## Assignment
For every entry below, retype it exactly as it reads.

## Supplied material
+++

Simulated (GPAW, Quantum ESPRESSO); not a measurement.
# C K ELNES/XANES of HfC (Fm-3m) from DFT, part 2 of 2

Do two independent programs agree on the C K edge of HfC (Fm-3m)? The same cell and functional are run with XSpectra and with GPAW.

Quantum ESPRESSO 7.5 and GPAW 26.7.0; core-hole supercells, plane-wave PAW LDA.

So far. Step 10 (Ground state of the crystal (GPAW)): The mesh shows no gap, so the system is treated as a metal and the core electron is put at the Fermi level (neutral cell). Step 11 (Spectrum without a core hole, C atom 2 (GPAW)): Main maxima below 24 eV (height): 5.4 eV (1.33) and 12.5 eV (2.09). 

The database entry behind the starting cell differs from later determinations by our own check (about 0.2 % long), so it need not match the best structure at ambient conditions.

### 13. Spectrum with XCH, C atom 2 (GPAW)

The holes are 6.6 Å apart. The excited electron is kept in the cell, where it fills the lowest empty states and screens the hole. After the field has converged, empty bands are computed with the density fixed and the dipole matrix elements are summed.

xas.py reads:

+++

## Task response
Simulated (GPAW, Quantum ESPRESSO); not a measurement.
# C K ELNES/XANES of HfC (Fm-3m) from DFT, part 2 of 2

Do two independent programs agree on the C K edge of HfC (Fm-3m)? The same cell and functional are run with XSpectra and with GPAW.

Quantum ESPRESSO 7.5 and GPAW 26.7.0; core-hole supercells, plane-wave PAW LDA.

So far. Step 10 (Ground state of the crystal (GPAW)): The mesh shows no gap, so the system is treated as a metal and the core electron is put at the Fermi level (neutral cell). Step 11 (Spectrum without a core hole, C atom 2 (GPAW)): Main maxima below 24 eV (height): 5.4 eV (1.33) and 12.5 eV (2.09). 

The database entry behind the starting cell differs from later determinations by our own check (about 0.2 % long), so it need not match the best structure at ambient conditions.

### 13. Spectrum with XCH, C atom 2 (GPAW)

The holes are 6.6 Å apart. The excited electron is kept in the cell, where it fills the lowest empty states and screens the hole. After the field has converged, empty bands are computed with the density fixed and the dipole matrix elements are summed.

xas.py reads:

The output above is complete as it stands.